- REQUIREMENT -
Give back all of the data exactly.

*** Block opens ***

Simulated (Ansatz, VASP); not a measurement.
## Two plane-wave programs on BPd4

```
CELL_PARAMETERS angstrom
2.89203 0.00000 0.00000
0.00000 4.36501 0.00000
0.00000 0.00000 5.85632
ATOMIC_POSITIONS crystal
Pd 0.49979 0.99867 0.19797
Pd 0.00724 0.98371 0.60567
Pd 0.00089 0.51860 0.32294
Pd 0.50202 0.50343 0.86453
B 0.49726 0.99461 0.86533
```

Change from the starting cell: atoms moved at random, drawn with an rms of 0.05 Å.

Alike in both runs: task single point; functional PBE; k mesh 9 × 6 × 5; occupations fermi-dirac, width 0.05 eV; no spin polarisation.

*** Block closes ***

- YOUR RESPONSE -
Simulated (Ansatz, VASP); not a measurement.
## Two plane-wave programs on BPd4

```
CELL_PARAMETERS angstrom
2.89203 0.00000 0.00000
0.00000 4.36501 0.00000
0.00000 0.00000 5.85632
ATOMIC_POSITIONS crystal
Pd 0.49979 0.99867 0.19797
Pd 0.00724 0.98371 0.60567
Pd 0.00089 0.51860 0.32294
Pd 0.50202 0.50343 0.86453
B 0.49726 0.99461 0.86533
```

Change from the starting cell: atoms moved at random, drawn with an rms of 0.05 Å.

Alike in both runs: task single point; functional PBE; k mesh 9 × 6 × 5; occupations fermi-dirac, width 0.05 eV; no spin polarisation.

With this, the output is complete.